START Material provided

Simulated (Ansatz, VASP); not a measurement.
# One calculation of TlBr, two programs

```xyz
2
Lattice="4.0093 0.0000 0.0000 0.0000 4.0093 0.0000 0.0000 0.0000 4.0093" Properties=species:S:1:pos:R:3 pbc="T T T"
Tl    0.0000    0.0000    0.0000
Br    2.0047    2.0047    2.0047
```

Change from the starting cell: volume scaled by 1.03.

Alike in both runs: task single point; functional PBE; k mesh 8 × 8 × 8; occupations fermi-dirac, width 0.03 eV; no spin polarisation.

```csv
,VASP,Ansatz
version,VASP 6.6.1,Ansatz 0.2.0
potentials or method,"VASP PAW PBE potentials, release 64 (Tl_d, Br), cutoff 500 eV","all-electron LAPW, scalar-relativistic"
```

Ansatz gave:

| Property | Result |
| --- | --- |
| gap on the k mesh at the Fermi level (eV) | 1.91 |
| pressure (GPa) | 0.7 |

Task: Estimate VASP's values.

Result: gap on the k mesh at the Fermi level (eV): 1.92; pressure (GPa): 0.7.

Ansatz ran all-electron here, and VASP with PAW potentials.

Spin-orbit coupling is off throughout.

END Material provided

### [Required action]
An exact copy of the lines above between the line holding "Property | Result |" and the line holding "Ansatz ran all-electron", inclusive, is the whole answer.

### [Problem solution]
| Property | Result |
| --- | --- |
| gap on the k mesh at the Fermi level (eV) | 1.91 |
| pressure (GPa) | 0.7 |

Task: Estimate VASP's values.

Result: gap on the k mesh at the Fermi level (eV): 1.92; pressure (GPa): 0.7.

Ansatz ran all-electron here, and VASP with PAW potentials.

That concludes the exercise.